☆ ☆ ☆ ☆
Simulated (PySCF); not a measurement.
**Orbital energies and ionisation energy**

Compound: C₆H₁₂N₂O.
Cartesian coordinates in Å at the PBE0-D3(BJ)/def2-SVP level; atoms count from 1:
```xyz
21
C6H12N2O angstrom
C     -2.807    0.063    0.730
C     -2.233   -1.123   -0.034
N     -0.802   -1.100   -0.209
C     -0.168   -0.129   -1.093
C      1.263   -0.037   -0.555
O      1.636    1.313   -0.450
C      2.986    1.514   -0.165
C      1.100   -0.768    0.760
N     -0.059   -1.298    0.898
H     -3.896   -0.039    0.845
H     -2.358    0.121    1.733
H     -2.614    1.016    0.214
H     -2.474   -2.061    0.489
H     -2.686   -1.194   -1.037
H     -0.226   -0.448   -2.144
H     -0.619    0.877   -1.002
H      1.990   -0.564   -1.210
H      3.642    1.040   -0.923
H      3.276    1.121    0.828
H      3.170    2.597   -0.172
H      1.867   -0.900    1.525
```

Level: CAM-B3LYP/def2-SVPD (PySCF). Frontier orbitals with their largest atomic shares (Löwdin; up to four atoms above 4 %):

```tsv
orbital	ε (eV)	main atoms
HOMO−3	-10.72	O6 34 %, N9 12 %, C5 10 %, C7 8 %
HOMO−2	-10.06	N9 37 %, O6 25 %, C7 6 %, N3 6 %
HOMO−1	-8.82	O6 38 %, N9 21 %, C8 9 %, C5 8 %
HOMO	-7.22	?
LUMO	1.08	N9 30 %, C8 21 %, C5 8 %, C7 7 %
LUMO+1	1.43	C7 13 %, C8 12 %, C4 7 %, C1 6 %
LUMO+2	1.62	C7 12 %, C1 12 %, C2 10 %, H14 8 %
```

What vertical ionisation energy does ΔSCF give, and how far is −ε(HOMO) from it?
☆ ☆ ☆ ☆

Above are the entries; repeat their lines exactly, from the first through the one that contains "Level: CAM-B3LYP/def2-SVPD (PySCF).".

_Exercise answer_:
Simulated (PySCF); not a measurement.
**Orbital energies and ionisation energy**

Compound: C₆H₁₂N₂O.
Cartesian coordinates in Å at the PBE0-D3(BJ)/def2-SVP level; atoms count from 1:
```xyz
21
C6H12N2O angstrom
C     -2.807    0.063    0.730
C     -2.233   -1.123   -0.034
N     -0.802   -1.100   -0.209
C     -0.168   -0.129   -1.093
C      1.263   -0.037   -0.555
O      1.636    1.313   -0.450
C      2.986    1.514   -0.165
C      1.100   -0.768    0.760
N     -0.059   -1.298    0.898
H     -3.896   -0.039    0.845
H     -2.358    0.121    1.733
H     -2.614    1.016    0.214
H     -2.474   -2.061    0.489
H     -2.686   -1.194   -1.037
H     -0.226   -0.448   -2.144
H     -0.619    0.877   -1.002
H      1.990   -0.564   -1.210
H      3.642    1.040   -0.923
H      3.276    1.121    0.828
H      3.170    2.597   -0.172
H      1.867   -0.900    1.525
```

Level: CAM-B3LYP/def2-SVPD (PySCF). Frontier orbitals with their largest atomic shares (Löwdin; up to four atoms above 4 %):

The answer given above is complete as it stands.